*LISTED ENTRIES*:
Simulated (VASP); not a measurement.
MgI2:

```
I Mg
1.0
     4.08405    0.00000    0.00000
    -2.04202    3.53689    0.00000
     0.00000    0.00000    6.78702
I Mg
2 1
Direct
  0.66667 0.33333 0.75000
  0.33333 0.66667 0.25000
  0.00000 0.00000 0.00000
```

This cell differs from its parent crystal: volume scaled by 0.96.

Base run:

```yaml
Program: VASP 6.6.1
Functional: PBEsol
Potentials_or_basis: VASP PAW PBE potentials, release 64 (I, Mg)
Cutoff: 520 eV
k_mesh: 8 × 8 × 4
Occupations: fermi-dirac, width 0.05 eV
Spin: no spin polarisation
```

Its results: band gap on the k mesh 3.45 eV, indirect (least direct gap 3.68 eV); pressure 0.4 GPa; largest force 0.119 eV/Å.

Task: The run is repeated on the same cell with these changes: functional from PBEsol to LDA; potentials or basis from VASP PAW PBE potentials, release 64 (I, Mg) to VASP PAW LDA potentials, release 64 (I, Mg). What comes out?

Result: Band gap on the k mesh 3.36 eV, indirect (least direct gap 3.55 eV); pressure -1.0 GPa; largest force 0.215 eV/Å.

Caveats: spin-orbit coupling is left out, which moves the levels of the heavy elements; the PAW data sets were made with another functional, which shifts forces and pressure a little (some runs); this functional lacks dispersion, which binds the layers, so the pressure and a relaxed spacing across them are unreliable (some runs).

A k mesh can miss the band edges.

*EXERCISE*: Copy out only the lines above from the one with "Its results: band" to the one with "Result: Band gap", inclusive, exactly as they stand.

*RESPONSE BOX*:
Its results: band gap on the k mesh 3.45 eV, indirect (least direct gap 3.68 eV); pressure 0.4 GPa; largest force 0.119 eV/Å.

Task: The run is repeated on the same cell with these changes: functional from PBEsol to LDA; potentials or basis from VASP PAW PBE potentials, release 64 (I, Mg) to VASP PAW LDA potentials, release 64 (I, Mg). What comes out?

Result: Band gap on the k mesh 3.36 eV, indirect (least direct gap 3.55 eV); pressure -1.0 GPa; largest force 0.215 eV/Å.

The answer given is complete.